Data section:
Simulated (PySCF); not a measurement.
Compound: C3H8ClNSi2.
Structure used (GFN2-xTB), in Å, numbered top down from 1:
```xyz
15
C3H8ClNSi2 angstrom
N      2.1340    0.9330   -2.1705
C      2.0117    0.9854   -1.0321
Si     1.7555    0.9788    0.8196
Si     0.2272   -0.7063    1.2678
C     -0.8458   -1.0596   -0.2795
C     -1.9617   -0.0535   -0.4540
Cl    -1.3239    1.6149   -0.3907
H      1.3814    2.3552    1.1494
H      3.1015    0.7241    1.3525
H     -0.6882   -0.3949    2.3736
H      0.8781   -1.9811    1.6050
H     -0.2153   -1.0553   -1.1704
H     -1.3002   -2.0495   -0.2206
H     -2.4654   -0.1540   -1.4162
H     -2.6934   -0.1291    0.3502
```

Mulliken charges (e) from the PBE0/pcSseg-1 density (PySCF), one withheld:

Exercise: Exactly as they stand, repeat all the records.

Solution:
Simulated (PySCF); not a measurement.
Compound: C3H8ClNSi2.
Structure used (GFN2-xTB), in Å, numbered top down from 1:
```xyz
15
C3H8ClNSi2 angstrom
N      2.1340    0.9330   -2.1705
C      2.0117    0.9854   -1.0321
Si     1.7555    0.9788    0.8196
Si     0.2272   -0.7063    1.2678
C     -0.8458   -1.0596   -0.2795
C     -1.9617   -0.0535   -0.4540
Cl    -1.3239    1.6149   -0.3907
H      1.3814    2.3552    1.1494
H      3.1015    0.7241    1.3525
H     -0.6882   -0.3949    2.3736
H      0.8781   -1.9811    1.6050
H     -0.2153   -1.0553   -1.1704
H     -1.3002   -2.0495   -0.2206
H     -2.4654   -0.1540   -1.4162
H     -2.6934   -0.1291    0.3502
```

Mulliken charges (e) from the PBE0/pcSseg-1 density (PySCF), one withheld:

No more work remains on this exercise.